(Data shown):
__________________________________________________
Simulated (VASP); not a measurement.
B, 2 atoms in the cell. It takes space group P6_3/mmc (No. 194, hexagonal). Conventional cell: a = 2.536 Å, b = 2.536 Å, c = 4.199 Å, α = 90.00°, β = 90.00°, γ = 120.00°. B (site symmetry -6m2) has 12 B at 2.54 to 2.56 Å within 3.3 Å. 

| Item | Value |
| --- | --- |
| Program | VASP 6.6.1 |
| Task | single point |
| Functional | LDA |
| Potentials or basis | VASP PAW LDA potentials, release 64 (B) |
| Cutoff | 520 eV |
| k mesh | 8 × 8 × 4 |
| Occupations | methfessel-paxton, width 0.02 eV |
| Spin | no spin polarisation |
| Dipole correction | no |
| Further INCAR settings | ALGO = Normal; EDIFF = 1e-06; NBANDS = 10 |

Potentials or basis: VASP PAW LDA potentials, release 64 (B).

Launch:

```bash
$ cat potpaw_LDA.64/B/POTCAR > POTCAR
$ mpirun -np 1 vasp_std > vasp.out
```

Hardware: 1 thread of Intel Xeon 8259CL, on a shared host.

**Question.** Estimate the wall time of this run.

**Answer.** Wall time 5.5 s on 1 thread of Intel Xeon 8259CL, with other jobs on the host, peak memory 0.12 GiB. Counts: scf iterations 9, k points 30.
__________________________________________________

(Required action):
Lines from the top of the entries above to the line that contains "of this run." should be set down exactly, please, with both ends kept and nothing added.

(Written answer):
Simulated (VASP); not a measurement.
B, 2 atoms in the cell. It takes space group P6_3/mmc (No. 194, hexagonal). Conventional cell: a = 2.536 Å, b = 2.536 Å, c = 4.199 Å, α = 90.00°, β = 90.00°, γ = 120.00°. B (site symmetry -6m2) has 12 B at 2.54 to 2.56 Å within 3.3 Å. 

| Item | Value |
| --- | --- |
| Program | VASP 6.6.1 |
| Task | single point |
| Functional | LDA |
| Potentials or basis | VASP PAW LDA potentials, release 64 (B) |
| Cutoff | 520 eV |
| k mesh | 8 × 8 × 4 |
| Occupations | methfessel-paxton, width 0.02 eV |
| Spin | no spin polarisation |
| Dipole correction | no |
| Further INCAR settings | ALGO = Normal; EDIFF = 1e-06; NBANDS = 10 |

Potentials or basis: VASP PAW LDA potentials, release 64 (B).

Launch:

```bash
$ cat potpaw_LDA.64/B/POTCAR > POTCAR
$ mpirun -np 1 vasp_std > vasp.out
```

Hardware: 1 thread of Intel Xeon 8259CL, on a shared host.

**Question.** Estimate the wall time of this run.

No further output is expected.